**Work order**
Look through the data below for the line with "Answer: A (2.07 D), B (1.70 D), C (0.58 D)." and the line with "Question: Order these by out-of-plane", then output those two and all lines in between, exactly as written.

**The data**
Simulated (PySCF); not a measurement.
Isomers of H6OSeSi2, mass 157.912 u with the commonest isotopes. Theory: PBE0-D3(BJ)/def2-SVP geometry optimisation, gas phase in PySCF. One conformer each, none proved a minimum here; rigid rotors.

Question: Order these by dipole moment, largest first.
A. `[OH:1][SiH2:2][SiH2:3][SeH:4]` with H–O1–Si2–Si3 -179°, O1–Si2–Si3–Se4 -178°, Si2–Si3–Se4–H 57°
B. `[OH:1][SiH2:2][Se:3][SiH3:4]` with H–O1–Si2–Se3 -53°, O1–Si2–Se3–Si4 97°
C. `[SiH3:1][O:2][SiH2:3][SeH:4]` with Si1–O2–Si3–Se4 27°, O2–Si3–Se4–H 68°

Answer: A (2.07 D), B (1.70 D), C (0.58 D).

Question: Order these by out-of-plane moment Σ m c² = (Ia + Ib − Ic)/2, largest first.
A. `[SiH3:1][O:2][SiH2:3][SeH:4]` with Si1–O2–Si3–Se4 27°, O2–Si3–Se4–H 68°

**Exercise result**
Answer: A (2.07 D), B (1.70 D), C (0.58 D).

Question: Order these by out-of-plane moment Σ m c² = (Ia + Ib − Ic)/2, largest first.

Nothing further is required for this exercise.